**Activity**:
Quote the entries below from the line with "Here is the" through the line with "energy per atom (σ→0): -7.847 eV/atom", both ends included, and only those lines.

=== Section Start ===
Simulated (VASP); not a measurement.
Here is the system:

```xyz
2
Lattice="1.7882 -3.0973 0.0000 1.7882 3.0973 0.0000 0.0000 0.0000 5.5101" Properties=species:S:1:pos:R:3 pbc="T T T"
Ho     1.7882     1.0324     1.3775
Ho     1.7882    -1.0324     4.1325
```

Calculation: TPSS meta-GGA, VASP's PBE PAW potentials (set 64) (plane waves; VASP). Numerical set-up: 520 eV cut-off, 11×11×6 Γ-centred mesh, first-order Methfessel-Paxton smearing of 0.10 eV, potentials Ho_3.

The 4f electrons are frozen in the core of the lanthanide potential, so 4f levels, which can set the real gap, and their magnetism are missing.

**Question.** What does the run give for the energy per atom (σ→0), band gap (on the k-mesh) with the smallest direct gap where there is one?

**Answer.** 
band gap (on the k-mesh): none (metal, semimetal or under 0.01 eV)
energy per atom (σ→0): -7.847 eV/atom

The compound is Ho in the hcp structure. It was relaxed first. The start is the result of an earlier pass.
=== Section End ===

**Answer space**:
Here is the system:

```xyz
2
Lattice="1.7882 -3.0973 0.0000 1.7882 3.0973 0.0000 0.0000 0.0000 5.5101" Properties=species:S:1:pos:R:3 pbc="T T T"
Ho     1.7882     1.0324     1.3775
Ho     1.7882    -1.0324     4.1325
```

Calculation: TPSS meta-GGA, VASP's PBE PAW potentials (set 64) (plane waves; VASP). Numerical set-up: 520 eV cut-off, 11×11×6 Γ-centred mesh, first-order Methfessel-Paxton smearing of 0.10 eV, potentials Ho_3.

The 4f electrons are frozen in the core of the lanthanide potential, so 4f levels, which can set the real gap, and their magnetism are missing.

**Question.** What does the run give for the energy per atom (σ→0), band gap (on the k-mesh) with the smallest direct gap where there is one?

**Answer.** 
band gap (on the k-mesh): none (metal, semimetal or under 0.01 eV)
energy per atom (σ→0): -7.847 eV/atom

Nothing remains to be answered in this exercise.